- **WORK ITEM**
Every line of the material below must be repeated exactly.

- **EXERCISE DATA**
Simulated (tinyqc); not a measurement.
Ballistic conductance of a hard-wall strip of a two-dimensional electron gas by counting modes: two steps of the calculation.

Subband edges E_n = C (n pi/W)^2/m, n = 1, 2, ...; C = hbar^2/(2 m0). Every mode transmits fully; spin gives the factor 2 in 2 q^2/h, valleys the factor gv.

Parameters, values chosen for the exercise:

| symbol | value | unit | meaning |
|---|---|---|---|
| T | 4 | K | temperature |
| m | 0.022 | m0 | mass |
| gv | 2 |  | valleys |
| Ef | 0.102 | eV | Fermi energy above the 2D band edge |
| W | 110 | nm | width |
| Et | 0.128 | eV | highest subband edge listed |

- **PROBLEM SOLUTION**
Simulated (tinyqc); not a measurement.
Ballistic conductance of a hard-wall strip of a two-dimensional electron gas by counting modes: two steps of the calculation.

Subband edges E_n = C (n pi/W)^2/m, n = 1, 2, ...; C = hbar^2/(2 m0). Every mode transmits fully; spin gives the factor 2 in 2 q^2/h, valleys the factor gv.

Parameters, values chosen for the exercise:

| symbol | value | unit | meaning |
|---|---|---|---|
| T | 4 | K | temperature |
| m | 0.022 | m0 | mass |
| gv | 2 |  | valleys |
| Ef | 0.102 | eV | Fermi energy above the 2D band edge |
| W | 110 | nm | width |
| Et | 0.128 | eV | highest subband edge listed |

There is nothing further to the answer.